• Provided records:
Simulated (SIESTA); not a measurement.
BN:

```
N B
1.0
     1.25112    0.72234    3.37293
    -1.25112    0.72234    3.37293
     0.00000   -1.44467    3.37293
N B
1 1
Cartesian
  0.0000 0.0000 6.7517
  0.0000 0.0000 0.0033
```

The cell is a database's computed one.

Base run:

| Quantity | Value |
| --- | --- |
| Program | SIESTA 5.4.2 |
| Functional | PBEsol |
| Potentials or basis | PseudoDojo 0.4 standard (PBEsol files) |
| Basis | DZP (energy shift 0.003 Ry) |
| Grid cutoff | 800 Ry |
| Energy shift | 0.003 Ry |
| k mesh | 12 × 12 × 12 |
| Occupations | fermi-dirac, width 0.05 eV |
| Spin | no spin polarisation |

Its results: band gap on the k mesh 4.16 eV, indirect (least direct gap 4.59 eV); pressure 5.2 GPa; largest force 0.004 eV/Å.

• Work request: Please reproduce each record precisely as written.

• Written response:
Simulated (SIESTA); not a measurement.
BN:

```
N B
1.0
     1.25112    0.72234    3.37293
    -1.25112    0.72234    3.37293
     0.00000   -1.44467    3.37293
N B
1 1
Cartesian
  0.0000 0.0000 6.7517
  0.0000 0.0000 0.0033
```

The cell is a database's computed one.

Base run:

| Quantity | Value |
| --- | --- |
| Program | SIESTA 5.4.2 |
| Functional | PBEsol |
| Potentials or basis | PseudoDojo 0.4 standard (PBEsol files) |
| Basis | DZP (energy shift 0.003 Ry) |
| Grid cutoff | 800 Ry |
| Energy shift | 0.003 Ry |
| k mesh | 12 × 12 × 12 |
| Occupations | fermi-dirac, width 0.05 eV |
| Spin | no spin polarisation |

Its results: band gap on the k mesh 4.16 eV, indirect (least direct gap 4.59 eV); pressure 5.2 GPa; largest force 0.004 eV/Å.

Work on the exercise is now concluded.